▶ **Work task**
Up to and including the line containing "## RbSbS3 (model", retype each line of the listing below exactly, beginning with the first.

▶ **Extracted material**
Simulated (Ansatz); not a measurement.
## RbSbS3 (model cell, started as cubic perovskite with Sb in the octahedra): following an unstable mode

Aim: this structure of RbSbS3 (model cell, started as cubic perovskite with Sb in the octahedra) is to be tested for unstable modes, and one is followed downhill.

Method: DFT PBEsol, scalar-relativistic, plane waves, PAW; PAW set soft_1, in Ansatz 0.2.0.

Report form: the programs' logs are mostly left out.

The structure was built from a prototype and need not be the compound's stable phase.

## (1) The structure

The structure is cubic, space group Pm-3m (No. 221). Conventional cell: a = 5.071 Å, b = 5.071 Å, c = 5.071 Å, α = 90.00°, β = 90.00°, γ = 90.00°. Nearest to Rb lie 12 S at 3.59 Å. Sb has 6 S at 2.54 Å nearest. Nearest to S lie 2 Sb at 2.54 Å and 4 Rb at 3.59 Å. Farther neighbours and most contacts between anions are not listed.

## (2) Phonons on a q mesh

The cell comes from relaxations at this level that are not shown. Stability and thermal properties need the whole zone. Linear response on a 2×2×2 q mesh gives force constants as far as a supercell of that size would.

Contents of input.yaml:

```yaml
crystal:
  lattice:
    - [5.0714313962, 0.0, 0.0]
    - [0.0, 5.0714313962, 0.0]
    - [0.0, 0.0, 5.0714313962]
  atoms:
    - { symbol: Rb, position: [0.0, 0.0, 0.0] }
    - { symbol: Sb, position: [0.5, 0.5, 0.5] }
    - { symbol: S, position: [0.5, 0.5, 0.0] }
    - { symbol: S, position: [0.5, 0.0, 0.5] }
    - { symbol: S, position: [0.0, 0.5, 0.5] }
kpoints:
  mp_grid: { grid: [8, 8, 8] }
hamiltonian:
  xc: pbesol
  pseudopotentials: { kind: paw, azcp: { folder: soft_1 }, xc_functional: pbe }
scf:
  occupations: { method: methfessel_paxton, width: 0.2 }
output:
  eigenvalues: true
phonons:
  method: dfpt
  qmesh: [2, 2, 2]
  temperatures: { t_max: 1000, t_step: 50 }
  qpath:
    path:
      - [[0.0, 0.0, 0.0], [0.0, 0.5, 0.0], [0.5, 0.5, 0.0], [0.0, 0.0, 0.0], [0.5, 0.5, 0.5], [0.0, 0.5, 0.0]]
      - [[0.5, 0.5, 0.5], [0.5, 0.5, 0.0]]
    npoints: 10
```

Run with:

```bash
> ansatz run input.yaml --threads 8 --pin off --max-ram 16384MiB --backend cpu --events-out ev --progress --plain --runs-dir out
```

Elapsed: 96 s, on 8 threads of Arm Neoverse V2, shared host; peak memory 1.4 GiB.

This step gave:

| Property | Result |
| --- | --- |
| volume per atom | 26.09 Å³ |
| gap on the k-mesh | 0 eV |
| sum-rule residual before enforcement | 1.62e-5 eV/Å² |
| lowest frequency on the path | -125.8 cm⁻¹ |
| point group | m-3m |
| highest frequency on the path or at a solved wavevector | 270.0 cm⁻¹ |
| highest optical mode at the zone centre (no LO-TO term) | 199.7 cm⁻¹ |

▶ **Exercise response**
Simulated (Ansatz); not a measurement.
## RbSbS3 (model cell, started as cubic perovskite with Sb in the octahedra): following an unstable mode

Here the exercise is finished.